A verbatim reproduction of the lines below, from the line containing "ZnH2O, excited-state calculation**" through the line containing "O–Zn 1.77 Å.", both ends included, is the whole required output.

------------------------------------------------

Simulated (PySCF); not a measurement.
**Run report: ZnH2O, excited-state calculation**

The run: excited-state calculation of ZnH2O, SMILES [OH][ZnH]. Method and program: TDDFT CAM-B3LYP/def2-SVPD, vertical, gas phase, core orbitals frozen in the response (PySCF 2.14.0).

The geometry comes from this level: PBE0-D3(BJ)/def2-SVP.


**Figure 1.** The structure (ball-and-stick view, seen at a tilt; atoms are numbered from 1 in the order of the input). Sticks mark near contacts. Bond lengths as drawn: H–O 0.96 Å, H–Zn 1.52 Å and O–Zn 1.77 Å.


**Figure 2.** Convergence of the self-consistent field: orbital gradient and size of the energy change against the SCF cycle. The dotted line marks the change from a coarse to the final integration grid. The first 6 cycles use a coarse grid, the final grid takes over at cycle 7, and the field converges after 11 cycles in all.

------------------------------------------------

■ Worked solution
**Run report: ZnH2O, excited-state calculation**

The run: excited-state calculation of ZnH2O, SMILES [OH][ZnH]. Method and program: TDDFT CAM-B3LYP/def2-SVPD, vertical, gas phase, core orbitals frozen in the response (PySCF 2.14.0).

The geometry comes from this level: PBE0-D3(BJ)/def2-SVP.


**Figure 1.** The structure (ball-and-stick view, seen at a tilt; atoms are numbered from 1 in the order of the input). Sticks mark near contacts. Bond lengths as drawn: H–O 0.96 Å, H–Zn 1.52 Å and O–Zn 1.77 Å.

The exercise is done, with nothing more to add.